**Work item**
Reproduce the listing below precisely, leaving every line intact.

◇ ◇ ◇

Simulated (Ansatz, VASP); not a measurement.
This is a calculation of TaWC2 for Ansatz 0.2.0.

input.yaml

◇ ◇ ◇

**Answer box**
Simulated (Ansatz, VASP); not a measurement.
This is a calculation of TaWC2 for Ansatz 0.2.0.

input.yaml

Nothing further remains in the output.